#### MATERIAL SHOWN ####
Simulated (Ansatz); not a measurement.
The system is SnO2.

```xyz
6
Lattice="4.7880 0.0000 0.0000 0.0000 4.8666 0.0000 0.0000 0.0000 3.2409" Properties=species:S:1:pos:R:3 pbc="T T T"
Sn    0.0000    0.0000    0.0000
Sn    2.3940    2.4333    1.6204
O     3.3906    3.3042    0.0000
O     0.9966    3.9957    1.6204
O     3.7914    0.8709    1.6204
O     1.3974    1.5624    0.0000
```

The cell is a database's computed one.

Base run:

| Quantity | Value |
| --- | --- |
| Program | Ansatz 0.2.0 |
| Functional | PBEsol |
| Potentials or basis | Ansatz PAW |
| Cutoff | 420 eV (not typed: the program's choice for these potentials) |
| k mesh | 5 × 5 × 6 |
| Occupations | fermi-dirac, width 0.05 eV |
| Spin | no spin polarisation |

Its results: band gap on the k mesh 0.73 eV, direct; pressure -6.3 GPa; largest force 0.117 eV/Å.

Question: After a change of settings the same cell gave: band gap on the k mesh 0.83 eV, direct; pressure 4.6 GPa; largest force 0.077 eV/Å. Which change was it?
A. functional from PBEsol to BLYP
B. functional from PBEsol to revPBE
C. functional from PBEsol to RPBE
####

**ASSIGNED TASK**
Retype the entries above exactly, but only from the line containing "Quantity | Value |" through the line containing "mesh | 5 × 5 × 6 |", both included.

**TASK OUTPUT**
| Quantity | Value |
| --- | --- |
| Program | Ansatz 0.2.0 |
| Functional | PBEsol |
| Potentials or basis | Ansatz PAW |
| Cutoff | 420 eV (not typed: the program's choice for these potentials) |
| k mesh | 5 × 5 × 6 |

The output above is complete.